◆ ◆ ◆ ◆ ◆

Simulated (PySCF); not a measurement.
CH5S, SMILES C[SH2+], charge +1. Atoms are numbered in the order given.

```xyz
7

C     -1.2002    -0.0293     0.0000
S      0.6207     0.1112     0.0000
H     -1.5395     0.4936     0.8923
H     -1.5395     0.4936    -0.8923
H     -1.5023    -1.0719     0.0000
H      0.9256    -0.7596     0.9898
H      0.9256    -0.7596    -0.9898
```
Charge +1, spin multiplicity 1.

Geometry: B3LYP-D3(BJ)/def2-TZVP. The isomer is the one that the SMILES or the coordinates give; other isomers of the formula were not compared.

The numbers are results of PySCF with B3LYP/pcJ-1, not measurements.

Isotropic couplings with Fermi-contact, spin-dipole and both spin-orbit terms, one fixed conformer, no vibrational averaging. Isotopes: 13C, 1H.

◆ ◆ ◆ ◆ ◆

Return the whole listing, keeping each word as it stands.

Simulated (PySCF); not a measurement.
CH5S, SMILES C[SH2+], charge +1. Atoms are numbered in the order given.

```xyz
7

C     -1.2002    -0.0293     0.0000
S      0.6207     0.1112     0.0000
H     -1.5395     0.4936     0.8923
H     -1.5395     0.4936    -0.8923
H     -1.5023    -1.0719     0.0000
H      0.9256    -0.7596     0.9898
H      0.9256    -0.7596    -0.9898
```
Charge +1, spin multiplicity 1.

Geometry: B3LYP-D3(BJ)/def2-TZVP. The isomer is the one that the SMILES or the coordinates give; other isomers of the formula were not compared.

The numbers are results of PySCF with B3LYP/pcJ-1, not measurements.

Isotropic couplings with Fermi-contact, spin-dipole and both spin-orbit terms, one fixed conformer, no vibrational averaging. Isotopes: 13C, 1H.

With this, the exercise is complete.